**Assigned task**
Every record below must be returned exactly as it was received.

**Records shown**
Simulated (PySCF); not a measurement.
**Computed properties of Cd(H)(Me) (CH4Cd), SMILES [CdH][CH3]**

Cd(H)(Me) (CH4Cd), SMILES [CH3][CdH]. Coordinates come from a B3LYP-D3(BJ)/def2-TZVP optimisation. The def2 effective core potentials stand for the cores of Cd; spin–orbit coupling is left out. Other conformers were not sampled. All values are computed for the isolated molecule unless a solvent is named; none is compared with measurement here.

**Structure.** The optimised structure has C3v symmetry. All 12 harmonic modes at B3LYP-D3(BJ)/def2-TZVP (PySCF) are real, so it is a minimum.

**Reply**
Simulated (PySCF); not a measurement.
**Computed properties of Cd(H)(Me) (CH4Cd), SMILES [CdH][CH3]**

Cd(H)(Me) (CH4Cd), SMILES [CH3][CdH]. Coordinates come from a B3LYP-D3(BJ)/def2-TZVP optimisation. The def2 effective core potentials stand for the cores of Cd; spin–orbit coupling is left out. Other conformers were not sampled. All values are computed for the isolated molecule unless a solvent is named; none is compared with measurement here.

**Structure.** The optimised structure has C3v symmetry. All 12 harmonic modes at B3LYP-D3(BJ)/def2-TZVP (PySCF) are real, so it is a minimum.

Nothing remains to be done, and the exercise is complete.